== Work item ==
Give back an exact copy of the lines below, from the first through the line with "0.6667 | 0.0046 |"; please stop there.

+---+

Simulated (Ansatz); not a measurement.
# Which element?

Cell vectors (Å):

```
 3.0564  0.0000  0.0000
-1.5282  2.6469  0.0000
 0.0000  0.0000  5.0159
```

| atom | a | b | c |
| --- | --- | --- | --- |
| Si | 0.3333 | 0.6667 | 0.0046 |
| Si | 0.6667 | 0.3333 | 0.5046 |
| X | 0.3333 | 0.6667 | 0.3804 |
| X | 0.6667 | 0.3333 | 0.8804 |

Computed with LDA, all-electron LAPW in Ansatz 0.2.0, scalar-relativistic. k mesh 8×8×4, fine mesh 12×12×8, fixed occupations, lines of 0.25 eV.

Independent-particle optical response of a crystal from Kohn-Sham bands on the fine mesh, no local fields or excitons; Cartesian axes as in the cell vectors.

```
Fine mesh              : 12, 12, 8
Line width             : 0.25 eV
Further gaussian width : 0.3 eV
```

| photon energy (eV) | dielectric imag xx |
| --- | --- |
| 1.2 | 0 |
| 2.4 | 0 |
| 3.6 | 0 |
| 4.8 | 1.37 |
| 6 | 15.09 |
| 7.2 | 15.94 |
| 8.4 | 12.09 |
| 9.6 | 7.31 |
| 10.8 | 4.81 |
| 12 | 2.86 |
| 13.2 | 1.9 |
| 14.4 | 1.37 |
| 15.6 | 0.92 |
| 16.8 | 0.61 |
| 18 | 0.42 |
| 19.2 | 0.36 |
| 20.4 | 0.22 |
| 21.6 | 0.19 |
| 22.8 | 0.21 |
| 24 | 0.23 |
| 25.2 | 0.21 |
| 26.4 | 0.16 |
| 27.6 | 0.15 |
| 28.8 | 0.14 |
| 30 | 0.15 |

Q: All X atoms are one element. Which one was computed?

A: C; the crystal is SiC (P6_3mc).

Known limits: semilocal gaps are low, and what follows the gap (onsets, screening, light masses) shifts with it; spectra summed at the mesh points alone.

+---+

== Exercise response ==
Simulated (Ansatz); not a measurement.
# Which element?

Cell vectors (Å):

```
 3.0564  0.0000  0.0000
-1.5282  2.6469  0.0000
 0.0000  0.0000  5.0159
```

| atom | a | b | c |
| --- | --- | --- | --- |
| Si | 0.3333 | 0.6667 | 0.0046 |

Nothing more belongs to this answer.